Below is a listing; repeat exactly the lines from the one containing "## Step 1: Starting geometry" to the one containing "Bonds of the", both included.

BEGIN

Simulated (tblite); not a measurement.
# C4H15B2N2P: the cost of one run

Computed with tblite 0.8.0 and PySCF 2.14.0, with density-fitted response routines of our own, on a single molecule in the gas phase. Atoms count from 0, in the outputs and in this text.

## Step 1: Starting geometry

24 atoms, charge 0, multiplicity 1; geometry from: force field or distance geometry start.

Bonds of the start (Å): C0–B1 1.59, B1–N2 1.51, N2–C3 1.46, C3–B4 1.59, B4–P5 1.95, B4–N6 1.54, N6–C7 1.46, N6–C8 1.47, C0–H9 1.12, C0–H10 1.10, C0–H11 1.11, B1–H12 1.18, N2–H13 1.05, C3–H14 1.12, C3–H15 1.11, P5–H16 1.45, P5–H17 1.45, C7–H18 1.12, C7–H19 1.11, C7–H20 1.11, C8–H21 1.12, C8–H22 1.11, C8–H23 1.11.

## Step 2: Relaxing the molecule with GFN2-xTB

END

> **Written solution**
## Step 1: Starting geometry

24 atoms, charge 0, multiplicity 1; geometry from: force field or distance geometry start.

Bonds of the start (Å): C0–B1 1.59, B1–N2 1.51, N2–C3 1.46, C3–B4 1.59, B4–P5 1.95, B4–N6 1.54, N6–C7 1.46, N6–C8 1.47, C0–H9 1.12, C0–H10 1.10, C0–H11 1.11, B1–H12 1.18, N2–H13 1.05, C3–H14 1.12, C3–H15 1.11, P5–H16 1.45, P5–H17 1.45, C7–H18 1.12, C7–H19 1.11, C7–H20 1.11, C8–H21 1.12, C8–H22 1.11, C8–H23 1.11.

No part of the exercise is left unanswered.